> REQUIREMENT:
Restate word for word the lines that begin the listing and end with the line holding "### 1. The structure".

> SUPPLIED DATA:
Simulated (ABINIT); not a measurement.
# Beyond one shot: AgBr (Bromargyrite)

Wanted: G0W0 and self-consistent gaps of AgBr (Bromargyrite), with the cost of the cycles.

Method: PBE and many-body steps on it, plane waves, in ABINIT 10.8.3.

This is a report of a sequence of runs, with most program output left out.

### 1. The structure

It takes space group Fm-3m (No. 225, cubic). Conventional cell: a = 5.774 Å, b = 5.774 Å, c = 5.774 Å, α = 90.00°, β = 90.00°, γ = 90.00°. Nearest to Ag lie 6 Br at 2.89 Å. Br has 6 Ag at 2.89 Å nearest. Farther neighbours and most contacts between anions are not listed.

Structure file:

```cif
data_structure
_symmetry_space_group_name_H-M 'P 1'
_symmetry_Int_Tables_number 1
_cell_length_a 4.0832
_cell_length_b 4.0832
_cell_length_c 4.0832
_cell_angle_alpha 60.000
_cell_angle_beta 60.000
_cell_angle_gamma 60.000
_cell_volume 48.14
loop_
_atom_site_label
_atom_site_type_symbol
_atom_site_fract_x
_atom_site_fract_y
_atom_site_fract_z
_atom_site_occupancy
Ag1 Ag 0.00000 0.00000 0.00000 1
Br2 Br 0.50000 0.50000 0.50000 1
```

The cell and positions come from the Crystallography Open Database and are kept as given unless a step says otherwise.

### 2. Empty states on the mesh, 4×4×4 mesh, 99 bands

> RESPONSE AREA:
Simulated (ABINIT); not a measurement.
# Beyond one shot: AgBr (Bromargyrite)

Wanted: G0W0 and self-consistent gaps of AgBr (Bromargyrite), with the cost of the cycles.

Method: PBE and many-body steps on it, plane waves, in ABINIT 10.8.3.

This is a report of a sequence of runs, with most program output left out.

### 1. The structure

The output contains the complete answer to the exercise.